» Required action
Would it be possible to reproduce every entry exactly, please?

--------------------------------
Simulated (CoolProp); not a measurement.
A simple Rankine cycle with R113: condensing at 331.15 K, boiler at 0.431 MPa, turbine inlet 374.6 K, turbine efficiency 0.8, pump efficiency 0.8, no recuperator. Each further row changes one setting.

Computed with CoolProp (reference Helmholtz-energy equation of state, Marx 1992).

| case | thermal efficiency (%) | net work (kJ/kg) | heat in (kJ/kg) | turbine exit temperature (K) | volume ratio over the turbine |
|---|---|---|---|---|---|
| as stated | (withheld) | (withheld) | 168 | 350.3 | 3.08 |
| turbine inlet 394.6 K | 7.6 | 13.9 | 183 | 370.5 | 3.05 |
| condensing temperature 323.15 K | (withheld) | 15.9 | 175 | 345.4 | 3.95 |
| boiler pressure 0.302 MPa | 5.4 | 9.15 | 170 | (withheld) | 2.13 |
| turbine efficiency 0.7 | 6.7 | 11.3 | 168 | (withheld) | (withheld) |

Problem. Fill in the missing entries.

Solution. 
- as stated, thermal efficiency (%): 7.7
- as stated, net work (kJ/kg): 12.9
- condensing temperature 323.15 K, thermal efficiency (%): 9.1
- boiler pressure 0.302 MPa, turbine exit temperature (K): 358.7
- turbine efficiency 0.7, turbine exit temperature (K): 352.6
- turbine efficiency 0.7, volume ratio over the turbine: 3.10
--------------------------------

» Solution
Simulated (CoolProp); not a measurement.
A simple Rankine cycle with R113: condensing at 331.15 K, boiler at 0.431 MPa, turbine inlet 374.6 K, turbine efficiency 0.8, pump efficiency 0.8, no recuperator. Each further row changes one setting.

Computed with CoolProp (reference Helmholtz-energy equation of state, Marx 1992).

| case | thermal efficiency (%) | net work (kJ/kg) | heat in (kJ/kg) | turbine exit temperature (K) | volume ratio over the turbine |
|---|---|---|---|---|---|
| as stated | (withheld) | (withheld) | 168 | 350.3 | 3.08 |
| turbine inlet 394.6 K | 7.6 | 13.9 | 183 | 370.5 | 3.05 |
| condensing temperature 323.15 K | (withheld) | 15.9 | 175 | 345.4 | 3.95 |
| boiler pressure 0.302 MPa | 5.4 | 9.15 | 170 | (withheld) | 2.13 |
| turbine efficiency 0.7 | 6.7 | 11.3 | 168 | (withheld) | (withheld) |

Problem. Fill in the missing entries.

Solution. 
- as stated, thermal efficiency (%): 7.7
- as stated, net work (kJ/kg): 12.9
- condensing temperature 323.15 K, thermal efficiency (%): 9.1
- boiler pressure 0.302 MPa, turbine exit temperature (K): 358.7
- turbine efficiency 0.7, turbine exit temperature (K): 352.6
- turbine efficiency 0.7, volume ratio over the turbine: 3.10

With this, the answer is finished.